^^^^

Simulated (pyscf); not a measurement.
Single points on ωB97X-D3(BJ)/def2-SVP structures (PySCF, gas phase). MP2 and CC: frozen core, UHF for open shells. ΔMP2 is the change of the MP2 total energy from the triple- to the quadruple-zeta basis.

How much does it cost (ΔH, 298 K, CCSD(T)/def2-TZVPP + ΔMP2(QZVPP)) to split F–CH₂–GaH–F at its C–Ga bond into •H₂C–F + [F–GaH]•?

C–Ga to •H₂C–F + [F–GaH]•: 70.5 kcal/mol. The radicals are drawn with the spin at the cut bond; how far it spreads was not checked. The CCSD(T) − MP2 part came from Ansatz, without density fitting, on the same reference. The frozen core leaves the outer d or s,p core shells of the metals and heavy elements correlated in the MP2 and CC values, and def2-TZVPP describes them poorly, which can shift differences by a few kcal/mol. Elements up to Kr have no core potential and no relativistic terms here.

^^^^

WORK ORDER: The data given before this task must be transcribed exactly and in full.

TASK ANSWER:
Simulated (pyscf); not a measurement.
Single points on ωB97X-D3(BJ)/def2-SVP structures (PySCF, gas phase). MP2 and CC: frozen core, UHF for open shells. ΔMP2 is the change of the MP2 total energy from the triple- to the quadruple-zeta basis.

How much does it cost (ΔH, 298 K, CCSD(T)/def2-TZVPP + ΔMP2(QZVPP)) to split F–CH₂–GaH–F at its C–Ga bond into •H₂C–F + [F–GaH]•?

C–Ga to •H₂C–F + [F–GaH]•: 70.5 kcal/mol. The radicals are drawn with the spin at the cut bond; how far it spreads was not checked. The CCSD(T) − MP2 part came from Ansatz, without density fitting, on the same reference. The frozen core leaves the outer d or s,p core shells of the metals and heavy elements correlated in the MP2 and CC values, and def2-TZVPP describes them poorly, which can shift differences by a few kcal/mol. Elements up to Kr have no core potential and no relativistic terms here.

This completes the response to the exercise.